Exercise
Once you find the line containing "## How methods" in the data below, copy it and each following line exactly, up to and including the line containing "Task: Which method", and nothing else.

Supplied entries
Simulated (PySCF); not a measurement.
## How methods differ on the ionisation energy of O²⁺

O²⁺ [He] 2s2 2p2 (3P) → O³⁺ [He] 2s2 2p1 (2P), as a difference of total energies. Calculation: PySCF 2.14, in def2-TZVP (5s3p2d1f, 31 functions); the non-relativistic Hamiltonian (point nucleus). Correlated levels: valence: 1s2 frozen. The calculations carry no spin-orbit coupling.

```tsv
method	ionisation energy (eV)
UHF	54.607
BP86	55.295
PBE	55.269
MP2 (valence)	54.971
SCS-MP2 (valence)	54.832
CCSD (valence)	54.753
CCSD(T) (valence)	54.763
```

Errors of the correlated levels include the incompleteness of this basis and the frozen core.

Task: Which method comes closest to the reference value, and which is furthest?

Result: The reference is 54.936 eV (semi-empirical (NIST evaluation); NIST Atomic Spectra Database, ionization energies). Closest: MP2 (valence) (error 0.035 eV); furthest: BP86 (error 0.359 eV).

Task answer
## How methods differ on the ionisation energy of O²⁺

O²⁺ [He] 2s2 2p2 (3P) → O³⁺ [He] 2s2 2p1 (2P), as a difference of total energies. Calculation: PySCF 2.14, in def2-TZVP (5s3p2d1f, 31 functions); the non-relativistic Hamiltonian (point nucleus). Correlated levels: valence: 1s2 frozen. The calculations carry no spin-orbit coupling.

```tsv
method	ionisation energy (eV)
UHF	54.607
BP86	55.295
PBE	55.269
MP2 (valence)	54.971
SCS-MP2 (valence)	54.832
CCSD (valence)	54.753
CCSD(T) (valence)	54.763
```

Errors of the correlated levels include the incompleteness of this basis and the frozen core.

Task: Which method comes closest to the reference value, and which is furthest?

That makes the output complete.